** Opening DATASET ENTRIES block **

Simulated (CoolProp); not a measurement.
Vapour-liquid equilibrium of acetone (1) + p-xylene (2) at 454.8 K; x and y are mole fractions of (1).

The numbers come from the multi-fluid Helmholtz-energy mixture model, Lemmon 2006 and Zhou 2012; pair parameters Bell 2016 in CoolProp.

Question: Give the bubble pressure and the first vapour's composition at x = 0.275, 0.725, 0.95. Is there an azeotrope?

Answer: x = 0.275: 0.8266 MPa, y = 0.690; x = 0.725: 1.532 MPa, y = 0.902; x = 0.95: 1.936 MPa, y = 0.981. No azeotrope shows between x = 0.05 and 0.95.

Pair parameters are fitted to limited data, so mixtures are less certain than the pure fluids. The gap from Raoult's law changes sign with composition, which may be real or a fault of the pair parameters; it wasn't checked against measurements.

** Closing DATASET ENTRIES block **

REQUIRED ACTION:
Return the material above in full, exactly as written.

EXERCISE RESULT:
Simulated (CoolProp); not a measurement.
Vapour-liquid equilibrium of acetone (1) + p-xylene (2) at 454.8 K; x and y are mole fractions of (1).

The numbers come from the multi-fluid Helmholtz-energy mixture model, Lemmon 2006 and Zhou 2012; pair parameters Bell 2016 in CoolProp.

Question: Give the bubble pressure and the first vapour's composition at x = 0.275, 0.725, 0.95. Is there an azeotrope?

Answer: x = 0.275: 0.8266 MPa, y = 0.690; x = 0.725: 1.532 MPa, y = 0.902; x = 0.95: 1.936 MPa, y = 0.981. No azeotrope shows between x = 0.05 and 0.95.

Pair parameters are fitted to limited data, so mixtures are less certain than the pure fluids. The gap from Raoult's law changes sign with composition, which may be real or a fault of the pair parameters; it wasn't checked against measurements.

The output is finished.